BRIEF: Take the data from its first line. Print each line exactly until the line containing "### Step 1. The structure" has been printed too.

+++ LISTED ENTRIES +++

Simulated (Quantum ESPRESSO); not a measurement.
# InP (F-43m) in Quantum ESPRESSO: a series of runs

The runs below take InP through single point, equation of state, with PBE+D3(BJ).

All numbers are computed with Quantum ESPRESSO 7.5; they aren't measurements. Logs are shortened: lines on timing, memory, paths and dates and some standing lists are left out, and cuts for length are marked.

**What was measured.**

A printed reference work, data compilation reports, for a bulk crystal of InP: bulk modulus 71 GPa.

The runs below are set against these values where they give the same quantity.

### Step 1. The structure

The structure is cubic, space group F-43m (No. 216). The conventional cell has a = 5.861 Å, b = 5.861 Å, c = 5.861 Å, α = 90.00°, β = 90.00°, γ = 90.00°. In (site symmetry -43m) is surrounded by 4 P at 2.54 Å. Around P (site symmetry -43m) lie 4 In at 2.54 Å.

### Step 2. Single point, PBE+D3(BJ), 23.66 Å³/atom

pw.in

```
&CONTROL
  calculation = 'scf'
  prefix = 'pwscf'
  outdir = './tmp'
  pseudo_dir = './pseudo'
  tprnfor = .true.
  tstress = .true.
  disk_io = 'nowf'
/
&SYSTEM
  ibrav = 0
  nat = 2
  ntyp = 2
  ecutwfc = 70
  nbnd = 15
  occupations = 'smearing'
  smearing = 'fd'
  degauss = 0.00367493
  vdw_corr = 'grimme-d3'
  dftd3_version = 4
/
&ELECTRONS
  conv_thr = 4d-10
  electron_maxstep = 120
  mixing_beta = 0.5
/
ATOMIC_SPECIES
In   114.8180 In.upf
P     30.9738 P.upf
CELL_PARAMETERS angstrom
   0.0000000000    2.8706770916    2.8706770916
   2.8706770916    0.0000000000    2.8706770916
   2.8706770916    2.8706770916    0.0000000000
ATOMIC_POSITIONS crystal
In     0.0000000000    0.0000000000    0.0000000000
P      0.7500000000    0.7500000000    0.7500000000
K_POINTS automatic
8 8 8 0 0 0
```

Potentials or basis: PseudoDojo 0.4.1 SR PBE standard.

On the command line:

+++

ANSWER SPACE:
Simulated (Quantum ESPRESSO); not a measurement.
# InP (F-43m) in Quantum ESPRESSO: a series of runs

The runs below take InP through single point, equation of state, with PBE+D3(BJ).

All numbers are computed with Quantum ESPRESSO 7.5; they aren't measurements. Logs are shortened: lines on timing, memory, paths and dates and some standing lists are left out, and cuts for length are marked.

**What was measured.**

A printed reference work, data compilation reports, for a bulk crystal of InP: bulk modulus 71 GPa.

The runs below are set against these values where they give the same quantity.

### Step 1. The structure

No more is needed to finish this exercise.